## Brief
Line by line, copy the data below exactly.

# # # # # # #

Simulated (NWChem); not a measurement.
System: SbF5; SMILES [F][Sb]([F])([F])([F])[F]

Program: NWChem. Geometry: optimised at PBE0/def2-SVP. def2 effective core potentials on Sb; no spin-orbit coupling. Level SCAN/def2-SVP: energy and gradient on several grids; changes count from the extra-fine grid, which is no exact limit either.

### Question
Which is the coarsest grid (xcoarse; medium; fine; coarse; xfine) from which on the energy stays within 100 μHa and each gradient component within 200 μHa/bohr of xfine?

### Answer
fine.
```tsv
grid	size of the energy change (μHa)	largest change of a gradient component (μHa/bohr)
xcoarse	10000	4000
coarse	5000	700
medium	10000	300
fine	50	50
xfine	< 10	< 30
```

# # # # # # #

## Your solution
Simulated (NWChem); not a measurement.
System: SbF5; SMILES [F][Sb]([F])([F])([F])[F]

Program: NWChem. Geometry: optimised at PBE0/def2-SVP. def2 effective core potentials on Sb; no spin-orbit coupling. Level SCAN/def2-SVP: energy and gradient on several grids; changes count from the extra-fine grid, which is no exact limit either.

### Question
Which is the coarsest grid (xcoarse; medium; fine; coarse; xfine) from which on the energy stays within 100 μHa and each gradient component within 200 μHa/bohr of xfine?

### Answer
fine.
```tsv
grid	size of the energy change (μHa)	largest change of a gradient component (μHa/bohr)
xcoarse	10000	4000
coarse	5000	700
medium	10000	300
fine	50	50
xfine	< 10	< 30
```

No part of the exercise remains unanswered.